* [Requirement]:
Set down the entries once more exactly as they were written.

Start of Block

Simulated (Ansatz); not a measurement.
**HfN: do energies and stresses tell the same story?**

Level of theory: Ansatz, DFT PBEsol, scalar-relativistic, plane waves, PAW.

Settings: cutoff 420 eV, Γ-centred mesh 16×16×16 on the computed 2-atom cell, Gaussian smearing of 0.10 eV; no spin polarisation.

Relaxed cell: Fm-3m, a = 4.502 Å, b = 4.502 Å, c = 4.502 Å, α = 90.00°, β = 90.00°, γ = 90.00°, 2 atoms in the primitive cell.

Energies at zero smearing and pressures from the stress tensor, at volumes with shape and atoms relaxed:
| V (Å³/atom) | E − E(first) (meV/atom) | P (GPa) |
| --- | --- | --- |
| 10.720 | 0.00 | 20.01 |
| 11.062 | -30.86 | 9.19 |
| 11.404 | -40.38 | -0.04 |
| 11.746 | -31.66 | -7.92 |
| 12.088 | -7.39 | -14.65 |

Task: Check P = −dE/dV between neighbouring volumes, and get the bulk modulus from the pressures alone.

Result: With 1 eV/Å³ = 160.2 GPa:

End of Block

* [Result]:
Simulated (Ansatz); not a measurement.
**HfN: do energies and stresses tell the same story?**

Level of theory: Ansatz, DFT PBEsol, scalar-relativistic, plane waves, PAW.

Settings: cutoff 420 eV, Γ-centred mesh 16×16×16 on the computed 2-atom cell, Gaussian smearing of 0.10 eV; no spin polarisation.

Relaxed cell: Fm-3m, a = 4.502 Å, b = 4.502 Å, c = 4.502 Å, α = 90.00°, β = 90.00°, γ = 90.00°, 2 atoms in the primitive cell.

Energies at zero smearing and pressures from the stress tensor, at volumes with shape and atoms relaxed:
| V (Å³/atom) | E − E(first) (meV/atom) | P (GPa) |
| --- | --- | --- |
| 10.720 | 0.00 | 20.01 |
| 11.062 | -30.86 | 9.19 |
| 11.404 | -40.38 | -0.04 |
| 11.746 | -31.66 | -7.92 |
| 12.088 | -7.39 | -14.65 |

Task: Check P = −dE/dV between neighbouring volumes, and get the bulk modulus from the pressures alone.

Result: With 1 eV/Å³ = 160.2 GPa:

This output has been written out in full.